- - -

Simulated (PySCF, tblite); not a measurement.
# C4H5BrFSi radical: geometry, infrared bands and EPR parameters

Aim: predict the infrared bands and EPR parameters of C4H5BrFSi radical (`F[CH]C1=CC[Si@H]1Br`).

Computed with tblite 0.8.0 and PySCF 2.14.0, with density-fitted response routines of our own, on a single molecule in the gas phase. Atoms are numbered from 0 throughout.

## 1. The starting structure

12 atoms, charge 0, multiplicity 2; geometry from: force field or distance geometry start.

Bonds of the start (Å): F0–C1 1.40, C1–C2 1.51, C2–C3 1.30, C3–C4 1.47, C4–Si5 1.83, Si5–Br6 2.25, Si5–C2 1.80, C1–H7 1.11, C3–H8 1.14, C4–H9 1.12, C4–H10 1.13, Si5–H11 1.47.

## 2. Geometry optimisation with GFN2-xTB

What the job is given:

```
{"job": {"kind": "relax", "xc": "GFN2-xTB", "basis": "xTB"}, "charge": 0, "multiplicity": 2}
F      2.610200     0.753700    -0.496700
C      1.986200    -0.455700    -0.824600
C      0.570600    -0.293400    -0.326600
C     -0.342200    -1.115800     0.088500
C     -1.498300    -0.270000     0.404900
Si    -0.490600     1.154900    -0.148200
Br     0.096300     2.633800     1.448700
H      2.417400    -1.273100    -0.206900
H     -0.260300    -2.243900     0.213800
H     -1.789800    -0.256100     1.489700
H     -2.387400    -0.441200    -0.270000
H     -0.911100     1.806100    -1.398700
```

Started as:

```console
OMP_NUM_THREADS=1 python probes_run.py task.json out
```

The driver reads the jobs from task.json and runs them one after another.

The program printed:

- - -

**Assigned task**
The answer should be an exact copy of the data.

**Your response**
Simulated (PySCF, tblite); not a measurement.
# C4H5BrFSi radical: geometry, infrared bands and EPR parameters

Aim: predict the infrared bands and EPR parameters of C4H5BrFSi radical (`F[CH]C1=CC[Si@H]1Br`).

Computed with tblite 0.8.0 and PySCF 2.14.0, with density-fitted response routines of our own, on a single molecule in the gas phase. Atoms are numbered from 0 throughout.

## 1. The starting structure

12 atoms, charge 0, multiplicity 2; geometry from: force field or distance geometry start.

Bonds of the start (Å): F0–C1 1.40, C1–C2 1.51, C2–C3 1.30, C3–C4 1.47, C4–Si5 1.83, Si5–Br6 2.25, Si5–C2 1.80, C1–H7 1.11, C3–H8 1.14, C4–H9 1.12, C4–H10 1.13, Si5–H11 1.47.

## 2. Geometry optimisation with GFN2-xTB

What the job is given:

```
{"job": {"kind": "relax", "xc": "GFN2-xTB", "basis": "xTB"}, "charge": 0, "multiplicity": 2}
F      2.610200     0.753700    -0.496700
C      1.986200    -0.455700    -0.824600
C      0.570600    -0.293400    -0.326600
C     -0.342200    -1.115800     0.088500
C     -1.498300    -0.270000     0.404900
Si    -0.490600     1.154900    -0.148200
Br     0.096300     2.633800     1.448700
H      2.417400    -1.273100    -0.206900
H     -0.260300    -2.243900     0.213800
H     -1.789800    -0.256100     1.489700
H     -2.387400    -0.441200    -0.270000
H     -0.911100     1.806100    -1.398700
```

Started as:

```console
OMP_NUM_THREADS=1 python probes_run.py task.json out
```

The driver reads the jobs from task.json and runs them one after another.

The program printed:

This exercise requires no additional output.